§ Brief: Repeat the records given below in full, with no changes.

*** Begin section ***

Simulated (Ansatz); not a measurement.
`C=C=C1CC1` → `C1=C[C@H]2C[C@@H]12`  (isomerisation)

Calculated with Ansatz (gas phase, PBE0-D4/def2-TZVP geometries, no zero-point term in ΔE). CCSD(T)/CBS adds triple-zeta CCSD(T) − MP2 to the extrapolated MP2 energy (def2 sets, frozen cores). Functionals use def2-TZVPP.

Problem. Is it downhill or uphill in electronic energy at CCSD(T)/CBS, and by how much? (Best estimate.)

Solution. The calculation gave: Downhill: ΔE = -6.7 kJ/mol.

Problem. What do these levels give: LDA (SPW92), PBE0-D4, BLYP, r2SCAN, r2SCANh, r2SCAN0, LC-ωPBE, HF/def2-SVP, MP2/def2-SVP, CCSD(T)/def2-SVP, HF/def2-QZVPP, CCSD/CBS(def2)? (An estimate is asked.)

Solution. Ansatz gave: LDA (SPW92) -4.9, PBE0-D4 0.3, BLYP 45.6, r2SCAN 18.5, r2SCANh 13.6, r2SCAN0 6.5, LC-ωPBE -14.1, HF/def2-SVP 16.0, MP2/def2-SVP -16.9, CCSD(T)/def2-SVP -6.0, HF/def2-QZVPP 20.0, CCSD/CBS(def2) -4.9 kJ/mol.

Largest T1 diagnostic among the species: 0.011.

*** End section ***

§ Answer area:
Simulated (Ansatz); not a measurement.
`C=C=C1CC1` → `C1=C[C@H]2C[C@@H]12`  (isomerisation)

Calculated with Ansatz (gas phase, PBE0-D4/def2-TZVP geometries, no zero-point term in ΔE). CCSD(T)/CBS adds triple-zeta CCSD(T) − MP2 to the extrapolated MP2 energy (def2 sets, frozen cores). Functionals use def2-TZVPP.

Problem. Is it downhill or uphill in electronic energy at CCSD(T)/CBS, and by how much? (Best estimate.)

Solution. The calculation gave: Downhill: ΔE = -6.7 kJ/mol.

Problem. What do these levels give: LDA (SPW92), PBE0-D4, BLYP, r2SCAN, r2SCANh, r2SCAN0, LC-ωPBE, HF/def2-SVP, MP2/def2-SVP, CCSD(T)/def2-SVP, HF/def2-QZVPP, CCSD/CBS(def2)? (An estimate is asked.)

Solution. Ansatz gave: LDA (SPW92) -4.9, PBE0-D4 0.3, BLYP 45.6, r2SCAN 18.5, r2SCANh 13.6, r2SCAN0 6.5, LC-ωPBE -14.1, HF/def2-SVP 16.0, MP2/def2-SVP -16.9, CCSD(T)/def2-SVP -6.0, HF/def2-QZVPP 20.0, CCSD/CBS(def2) -4.9 kJ/mol.

Largest T1 diagnostic among the species: 0.011.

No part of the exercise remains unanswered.